▶ **Excerpted data**
_ _ _ _

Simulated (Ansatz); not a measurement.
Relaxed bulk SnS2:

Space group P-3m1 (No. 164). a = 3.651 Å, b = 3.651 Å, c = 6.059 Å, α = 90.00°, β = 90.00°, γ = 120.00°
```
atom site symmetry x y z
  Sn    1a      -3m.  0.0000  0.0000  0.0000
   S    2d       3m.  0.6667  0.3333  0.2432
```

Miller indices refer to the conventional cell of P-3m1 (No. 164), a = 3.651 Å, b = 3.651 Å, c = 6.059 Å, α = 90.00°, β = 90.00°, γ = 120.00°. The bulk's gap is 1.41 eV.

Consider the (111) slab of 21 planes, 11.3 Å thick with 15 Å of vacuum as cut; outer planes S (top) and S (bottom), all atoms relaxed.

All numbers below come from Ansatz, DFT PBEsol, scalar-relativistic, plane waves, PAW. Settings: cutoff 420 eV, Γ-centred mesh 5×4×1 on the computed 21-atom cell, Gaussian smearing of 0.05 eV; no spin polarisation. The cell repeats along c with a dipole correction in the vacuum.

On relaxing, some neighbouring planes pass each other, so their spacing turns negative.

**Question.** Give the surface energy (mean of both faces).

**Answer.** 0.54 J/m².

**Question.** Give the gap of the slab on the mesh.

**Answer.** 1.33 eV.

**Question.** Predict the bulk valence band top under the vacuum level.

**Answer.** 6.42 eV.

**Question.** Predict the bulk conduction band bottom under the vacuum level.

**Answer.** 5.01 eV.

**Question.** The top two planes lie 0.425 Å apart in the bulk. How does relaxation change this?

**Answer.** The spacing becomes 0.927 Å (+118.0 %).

_ _ _ _

▶ **Work task**
All records above must be printed again, exactly.

▶ **Response box**
Simulated (Ansatz); not a measurement.
Relaxed bulk SnS2:

Space group P-3m1 (No. 164). a = 3.651 Å, b = 3.651 Å, c = 6.059 Å, α = 90.00°, β = 90.00°, γ = 120.00°
```
atom site symmetry x y z
  Sn    1a      -3m.  0.0000  0.0000  0.0000
   S    2d       3m.  0.6667  0.3333  0.2432
```

Miller indices refer to the conventional cell of P-3m1 (No. 164), a = 3.651 Å, b = 3.651 Å, c = 6.059 Å, α = 90.00°, β = 90.00°, γ = 120.00°. The bulk's gap is 1.41 eV.

Consider the (111) slab of 21 planes, 11.3 Å thick with 15 Å of vacuum as cut; outer planes S (top) and S (bottom), all atoms relaxed.

All numbers below come from Ansatz, DFT PBEsol, scalar-relativistic, plane waves, PAW. Settings: cutoff 420 eV, Γ-centred mesh 5×4×1 on the computed 21-atom cell, Gaussian smearing of 0.05 eV; no spin polarisation. The cell repeats along c with a dipole correction in the vacuum.

On relaxing, some neighbouring planes pass each other, so their spacing turns negative.

**Question.** Give the surface energy (mean of both faces).

**Answer.** 0.54 J/m².

**Question.** Give the gap of the slab on the mesh.

**Answer.** 1.33 eV.

**Question.** Predict the bulk valence band top under the vacuum level.

**Answer.** 6.42 eV.

**Question.** Predict the bulk conduction band bottom under the vacuum level.

**Answer.** 5.01 eV.

**Question.** The top two planes lie 0.425 Å apart in the bulk. How does relaxation change this?

**Answer.** The spacing becomes 0.927 Å (+118.0 %).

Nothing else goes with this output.